::::::::::

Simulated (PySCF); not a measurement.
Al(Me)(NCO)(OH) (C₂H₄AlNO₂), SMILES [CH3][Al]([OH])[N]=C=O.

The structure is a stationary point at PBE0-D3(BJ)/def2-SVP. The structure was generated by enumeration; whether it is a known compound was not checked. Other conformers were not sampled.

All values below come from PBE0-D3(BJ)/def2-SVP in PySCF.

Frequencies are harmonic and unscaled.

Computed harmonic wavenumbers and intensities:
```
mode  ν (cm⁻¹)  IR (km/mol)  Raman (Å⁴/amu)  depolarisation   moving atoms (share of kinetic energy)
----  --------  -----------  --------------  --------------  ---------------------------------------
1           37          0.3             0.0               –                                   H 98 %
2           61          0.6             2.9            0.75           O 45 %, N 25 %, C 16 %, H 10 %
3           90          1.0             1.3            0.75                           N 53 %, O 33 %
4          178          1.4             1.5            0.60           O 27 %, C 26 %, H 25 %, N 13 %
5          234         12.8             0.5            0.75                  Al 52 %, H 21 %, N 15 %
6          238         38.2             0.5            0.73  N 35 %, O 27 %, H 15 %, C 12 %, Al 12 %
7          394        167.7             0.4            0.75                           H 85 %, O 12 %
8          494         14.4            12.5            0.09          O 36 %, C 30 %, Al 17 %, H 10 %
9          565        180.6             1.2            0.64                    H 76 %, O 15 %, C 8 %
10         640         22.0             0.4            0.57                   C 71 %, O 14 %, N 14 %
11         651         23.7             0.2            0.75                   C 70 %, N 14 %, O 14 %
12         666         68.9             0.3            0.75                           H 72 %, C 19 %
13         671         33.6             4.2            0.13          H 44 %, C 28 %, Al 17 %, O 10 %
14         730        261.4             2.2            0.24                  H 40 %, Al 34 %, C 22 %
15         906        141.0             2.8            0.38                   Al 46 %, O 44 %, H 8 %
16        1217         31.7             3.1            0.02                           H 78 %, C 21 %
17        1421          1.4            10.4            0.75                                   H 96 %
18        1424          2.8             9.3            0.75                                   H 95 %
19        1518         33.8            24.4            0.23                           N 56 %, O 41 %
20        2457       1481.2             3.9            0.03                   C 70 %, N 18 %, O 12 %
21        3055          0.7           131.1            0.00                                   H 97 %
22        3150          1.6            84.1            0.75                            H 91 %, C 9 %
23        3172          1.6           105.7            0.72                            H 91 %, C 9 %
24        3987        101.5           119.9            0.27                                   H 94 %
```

::::::::::

**Activity:** From the beginning of the listing above down to the line with "Frequencies are harmonic and unscaled.", every line should be restated exactly.

**Solution:**
Simulated (PySCF); not a measurement.
Al(Me)(NCO)(OH) (C₂H₄AlNO₂), SMILES [CH3][Al]([OH])[N]=C=O.

The structure is a stationary point at PBE0-D3(BJ)/def2-SVP. The structure was generated by enumeration; whether it is a known compound was not checked. Other conformers were not sampled.

All values below come from PBE0-D3(BJ)/def2-SVP in PySCF.

Frequencies are harmonic and unscaled.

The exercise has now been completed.